### GIVEN ENTRIES
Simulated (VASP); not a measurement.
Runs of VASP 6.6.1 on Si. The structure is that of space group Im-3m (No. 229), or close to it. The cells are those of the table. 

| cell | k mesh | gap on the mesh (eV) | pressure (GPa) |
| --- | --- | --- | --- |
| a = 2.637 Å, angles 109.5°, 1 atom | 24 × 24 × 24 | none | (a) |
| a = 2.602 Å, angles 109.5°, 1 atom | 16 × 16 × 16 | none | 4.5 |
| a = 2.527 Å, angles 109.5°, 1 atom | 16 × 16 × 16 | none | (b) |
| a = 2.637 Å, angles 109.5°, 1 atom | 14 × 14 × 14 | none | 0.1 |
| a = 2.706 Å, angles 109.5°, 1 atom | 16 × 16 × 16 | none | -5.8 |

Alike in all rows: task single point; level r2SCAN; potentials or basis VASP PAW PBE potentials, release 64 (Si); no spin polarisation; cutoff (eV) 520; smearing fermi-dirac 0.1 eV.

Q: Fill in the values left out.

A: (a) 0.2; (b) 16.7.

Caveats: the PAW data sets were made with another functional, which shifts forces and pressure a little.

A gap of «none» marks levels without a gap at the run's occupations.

### WORK TASK
Retype the entries exactly from the first line, stopping after the line with "Caveats: the PAW".

### TASK ANSWER
Simulated (VASP); not a measurement.
Runs of VASP 6.6.1 on Si. The structure is that of space group Im-3m (No. 229), or close to it. The cells are those of the table. 

| cell | k mesh | gap on the mesh (eV) | pressure (GPa) |
| --- | --- | --- | --- |
| a = 2.637 Å, angles 109.5°, 1 atom | 24 × 24 × 24 | none | (a) |
| a = 2.602 Å, angles 109.5°, 1 atom | 16 × 16 × 16 | none | 4.5 |
| a = 2.527 Å, angles 109.5°, 1 atom | 16 × 16 × 16 | none | (b) |
| a = 2.637 Å, angles 109.5°, 1 atom | 14 × 14 × 14 | none | 0.1 |
| a = 2.706 Å, angles 109.5°, 1 atom | 16 × 16 × 16 | none | -5.8 |

Alike in all rows: task single point; level r2SCAN; potentials or basis VASP PAW PBE potentials, release 64 (Si); no spin polarisation; cutoff (eV) 520; smearing fermi-dirac 0.1 eV.

Q: Fill in the values left out.

A: (a) 0.2; (b) 16.7.

Caveats: the PAW data sets were made with another functional, which shifts forces and pressure a little.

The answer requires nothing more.